### [Required action]
Write out the whole listing exactly as it is written below.

<<<<

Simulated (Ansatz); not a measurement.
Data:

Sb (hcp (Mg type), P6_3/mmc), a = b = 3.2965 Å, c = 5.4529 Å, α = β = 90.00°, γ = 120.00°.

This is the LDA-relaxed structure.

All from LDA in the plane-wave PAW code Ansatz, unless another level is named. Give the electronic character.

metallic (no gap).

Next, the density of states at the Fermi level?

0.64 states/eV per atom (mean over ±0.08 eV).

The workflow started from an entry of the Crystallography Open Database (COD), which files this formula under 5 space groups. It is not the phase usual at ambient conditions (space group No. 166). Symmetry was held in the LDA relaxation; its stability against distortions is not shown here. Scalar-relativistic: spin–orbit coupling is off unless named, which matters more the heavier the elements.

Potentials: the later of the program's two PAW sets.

>>>>

### [Task output]
Simulated (Ansatz); not a measurement.
Data:

Sb (hcp (Mg type), P6_3/mmc), a = b = 3.2965 Å, c = 5.4529 Å, α = β = 90.00°, γ = 120.00°.

This is the LDA-relaxed structure.

All from LDA in the plane-wave PAW code Ansatz, unless another level is named. Give the electronic character.

metallic (no gap).

Next, the density of states at the Fermi level?

0.64 states/eV per atom (mean over ±0.08 eV).

The workflow started from an entry of the Crystallography Open Database (COD), which files this formula under 5 space groups. It is not the phase usual at ambient conditions (space group No. 166). Symmetry was held in the LDA relaxation; its stability against distortions is not shown here. Scalar-relativistic: spin–orbit coupling is off unless named, which matters more the heavier the elements.

Potentials: the later of the program's two PAW sets.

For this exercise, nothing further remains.